Requirement — Return the lines exactly as they stand, from the first of the material through the line containing "Slab: 5 atoms, 11.9".

Supplied information —
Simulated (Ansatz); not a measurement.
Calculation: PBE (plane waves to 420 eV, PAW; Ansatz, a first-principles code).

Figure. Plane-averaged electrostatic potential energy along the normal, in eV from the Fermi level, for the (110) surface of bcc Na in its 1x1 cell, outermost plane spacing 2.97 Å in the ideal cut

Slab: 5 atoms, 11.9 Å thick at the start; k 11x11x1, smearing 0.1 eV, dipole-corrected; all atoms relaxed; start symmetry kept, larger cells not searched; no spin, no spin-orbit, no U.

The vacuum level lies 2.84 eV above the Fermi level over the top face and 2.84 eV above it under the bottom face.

Expected answer —
Simulated (Ansatz); not a measurement.
Calculation: PBE (plane waves to 420 eV, PAW; Ansatz, a first-principles code).

Figure. Plane-averaged electrostatic potential energy along the normal, in eV from the Fermi level, for the (110) surface of bcc Na in its 1x1 cell, outermost plane spacing 2.97 Å in the ideal cut

Slab: 5 atoms, 11.9 Å thick at the start; k 11x11x1, smearing 0.1 eV, dipole-corrected; all atoms relaxed; start symmetry kept, larger cells not searched; no spin, no spin-orbit, no U.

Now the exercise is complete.